# Assigned task:
The line that contains "Runs of VASP" marks the end: retype the data below exactly from its first line through that line.

# Provided data:
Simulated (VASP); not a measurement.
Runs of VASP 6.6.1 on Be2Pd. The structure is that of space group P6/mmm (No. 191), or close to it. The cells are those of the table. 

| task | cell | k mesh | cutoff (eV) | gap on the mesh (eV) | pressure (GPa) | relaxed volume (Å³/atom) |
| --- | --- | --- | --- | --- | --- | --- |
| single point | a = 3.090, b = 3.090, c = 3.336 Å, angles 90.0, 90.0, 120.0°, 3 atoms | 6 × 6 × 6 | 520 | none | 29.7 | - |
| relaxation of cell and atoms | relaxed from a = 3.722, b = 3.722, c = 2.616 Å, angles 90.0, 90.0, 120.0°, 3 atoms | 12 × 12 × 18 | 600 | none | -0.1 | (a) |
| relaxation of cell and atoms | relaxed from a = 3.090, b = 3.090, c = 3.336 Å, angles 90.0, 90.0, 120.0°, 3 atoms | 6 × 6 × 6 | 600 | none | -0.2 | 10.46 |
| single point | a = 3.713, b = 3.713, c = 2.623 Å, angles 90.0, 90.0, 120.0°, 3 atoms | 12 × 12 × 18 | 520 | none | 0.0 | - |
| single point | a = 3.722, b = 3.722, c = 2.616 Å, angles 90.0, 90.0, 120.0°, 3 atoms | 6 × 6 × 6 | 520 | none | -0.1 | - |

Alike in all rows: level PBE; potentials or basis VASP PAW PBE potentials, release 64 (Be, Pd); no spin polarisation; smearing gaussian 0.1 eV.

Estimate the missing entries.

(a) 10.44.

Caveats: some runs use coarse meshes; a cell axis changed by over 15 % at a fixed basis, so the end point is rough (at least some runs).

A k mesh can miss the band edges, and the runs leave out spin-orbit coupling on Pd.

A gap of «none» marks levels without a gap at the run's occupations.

# Answer section:
Simulated (VASP); not a measurement.
Runs of VASP 6.6.1 on Be2Pd. The structure is that of space group P6/mmm (No. 191), or close to it. The cells are those of the table. 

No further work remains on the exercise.